What is wanted is an exact copy of the lines from the top of the listing through the line containing "The input as".

##### INPUT DATA
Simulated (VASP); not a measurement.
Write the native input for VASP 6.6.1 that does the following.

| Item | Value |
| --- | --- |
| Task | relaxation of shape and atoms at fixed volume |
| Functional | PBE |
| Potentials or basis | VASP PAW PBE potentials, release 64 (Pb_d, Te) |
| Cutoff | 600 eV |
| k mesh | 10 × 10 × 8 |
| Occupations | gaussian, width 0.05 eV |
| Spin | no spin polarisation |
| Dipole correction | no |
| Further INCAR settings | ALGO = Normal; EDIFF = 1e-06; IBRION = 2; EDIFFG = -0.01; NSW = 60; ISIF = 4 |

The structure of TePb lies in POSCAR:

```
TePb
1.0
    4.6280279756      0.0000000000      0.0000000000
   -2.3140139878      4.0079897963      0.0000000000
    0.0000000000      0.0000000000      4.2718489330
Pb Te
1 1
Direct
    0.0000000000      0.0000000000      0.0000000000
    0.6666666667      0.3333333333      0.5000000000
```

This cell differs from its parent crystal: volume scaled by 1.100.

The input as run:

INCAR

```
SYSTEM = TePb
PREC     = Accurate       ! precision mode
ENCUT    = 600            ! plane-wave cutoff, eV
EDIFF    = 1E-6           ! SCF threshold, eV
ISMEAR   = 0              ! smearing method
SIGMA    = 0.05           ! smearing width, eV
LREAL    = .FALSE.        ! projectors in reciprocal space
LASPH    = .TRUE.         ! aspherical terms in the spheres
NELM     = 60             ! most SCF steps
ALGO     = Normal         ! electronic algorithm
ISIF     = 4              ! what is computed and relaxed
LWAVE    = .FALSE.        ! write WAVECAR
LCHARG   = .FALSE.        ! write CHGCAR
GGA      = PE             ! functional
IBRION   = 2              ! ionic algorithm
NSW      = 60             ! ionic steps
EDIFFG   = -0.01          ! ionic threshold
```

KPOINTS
##########

EXPECTED ANSWER:
Simulated (VASP); not a measurement.
Write the native input for VASP 6.6.1 that does the following.

| Item | Value |
| --- | --- |
| Task | relaxation of shape and atoms at fixed volume |
| Functional | PBE |
| Potentials or basis | VASP PAW PBE potentials, release 64 (Pb_d, Te) |
| Cutoff | 600 eV |
| k mesh | 10 × 10 × 8 |
| Occupations | gaussian, width 0.05 eV |
| Spin | no spin polarisation |
| Dipole correction | no |
| Further INCAR settings | ALGO = Normal; EDIFF = 1e-06; IBRION = 2; EDIFFG = -0.01; NSW = 60; ISIF = 4 |

The structure of TePb lies in POSCAR:

```
TePb
1.0
    4.6280279756      0.0000000000      0.0000000000
   -2.3140139878      4.0079897963      0.0000000000
    0.0000000000      0.0000000000      4.2718489330
Pb Te
1 1
Direct
    0.0000000000      0.0000000000      0.0000000000
    0.6666666667      0.3333333333      0.5000000000
```

This cell differs from its parent crystal: volume scaled by 1.100.

The input as run:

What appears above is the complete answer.